■ **REQUIREMENT**
Using the data below, output the first line and every line after it up to and including the line containing "of its ligands?", exactly as written and with nothing added.

[[ RECORDS SHOWN, beginning ]]

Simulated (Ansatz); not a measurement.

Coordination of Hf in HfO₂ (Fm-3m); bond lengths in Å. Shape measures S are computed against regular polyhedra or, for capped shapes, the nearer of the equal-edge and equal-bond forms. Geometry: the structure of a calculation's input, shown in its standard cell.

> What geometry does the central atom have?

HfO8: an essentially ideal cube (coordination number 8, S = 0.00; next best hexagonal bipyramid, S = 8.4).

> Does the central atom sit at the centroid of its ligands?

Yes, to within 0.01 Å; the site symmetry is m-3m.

[[ RECORDS SHOWN, end ]]

■ **WRITTEN RESPONSE**
Simulated (Ansatz); not a measurement.

Coordination of Hf in HfO₂ (Fm-3m); bond lengths in Å. Shape measures S are computed against regular polyhedra or, for capped shapes, the nearer of the equal-edge and equal-bond forms. Geometry: the structure of a calculation's input, shown in its standard cell.

> What geometry does the central atom have?

HfO8: an essentially ideal cube (coordination number 8, S = 0.00; next best hexagonal bipyramid, S = 8.4).

> Does the central atom sit at the centroid of its ligands?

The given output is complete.